#####

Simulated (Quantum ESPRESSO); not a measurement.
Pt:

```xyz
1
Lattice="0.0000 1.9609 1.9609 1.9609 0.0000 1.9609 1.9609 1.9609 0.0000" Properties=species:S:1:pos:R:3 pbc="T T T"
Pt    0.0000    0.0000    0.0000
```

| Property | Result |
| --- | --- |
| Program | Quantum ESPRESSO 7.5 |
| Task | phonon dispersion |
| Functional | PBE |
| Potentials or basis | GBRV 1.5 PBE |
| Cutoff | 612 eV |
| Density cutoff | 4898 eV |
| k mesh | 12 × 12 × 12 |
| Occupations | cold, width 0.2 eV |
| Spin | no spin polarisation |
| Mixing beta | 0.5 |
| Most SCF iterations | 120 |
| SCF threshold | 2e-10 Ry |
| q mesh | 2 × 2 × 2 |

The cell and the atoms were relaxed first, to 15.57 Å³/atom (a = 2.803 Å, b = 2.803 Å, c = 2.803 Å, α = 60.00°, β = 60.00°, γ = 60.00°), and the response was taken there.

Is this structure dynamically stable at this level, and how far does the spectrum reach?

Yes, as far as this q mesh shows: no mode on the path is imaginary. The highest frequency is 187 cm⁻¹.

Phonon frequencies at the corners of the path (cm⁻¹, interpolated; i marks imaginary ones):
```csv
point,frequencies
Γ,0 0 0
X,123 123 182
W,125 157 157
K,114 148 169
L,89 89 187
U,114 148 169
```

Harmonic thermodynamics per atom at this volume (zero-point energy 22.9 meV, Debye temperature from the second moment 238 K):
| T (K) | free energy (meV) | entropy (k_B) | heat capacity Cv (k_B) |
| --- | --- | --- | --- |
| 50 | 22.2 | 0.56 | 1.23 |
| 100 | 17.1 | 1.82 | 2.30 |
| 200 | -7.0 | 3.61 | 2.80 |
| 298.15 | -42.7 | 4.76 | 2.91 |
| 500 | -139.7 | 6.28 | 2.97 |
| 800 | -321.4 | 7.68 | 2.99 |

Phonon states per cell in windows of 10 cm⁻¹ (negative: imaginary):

#####

Copy out word for word each line of the listing, from the very first line down to the line containing "Yes, as far", and stop after that line.

## WRITTEN ANSWER
Simulated (Quantum ESPRESSO); not a measurement.
Pt:

```xyz
1
Lattice="0.0000 1.9609 1.9609 1.9609 0.0000 1.9609 1.9609 1.9609 0.0000" Properties=species:S:1:pos:R:3 pbc="T T T"
Pt    0.0000    0.0000    0.0000
```

| Property | Result |
| --- | --- |
| Program | Quantum ESPRESSO 7.5 |
| Task | phonon dispersion |
| Functional | PBE |
| Potentials or basis | GBRV 1.5 PBE |
| Cutoff | 612 eV |
| Density cutoff | 4898 eV |
| k mesh | 12 × 12 × 12 |
| Occupations | cold, width 0.2 eV |
| Spin | no spin polarisation |
| Mixing beta | 0.5 |
| Most SCF iterations | 120 |
| SCF threshold | 2e-10 Ry |
| q mesh | 2 × 2 × 2 |

The cell and the atoms were relaxed first, to 15.57 Å³/atom (a = 2.803 Å, b = 2.803 Å, c = 2.803 Å, α = 60.00°, β = 60.00°, γ = 60.00°), and the response was taken there.

Is this structure dynamically stable at this level, and how far does the spectrum reach?

Yes, as far as this q mesh shows: no mode on the path is imaginary. The highest frequency is 187 cm⁻¹.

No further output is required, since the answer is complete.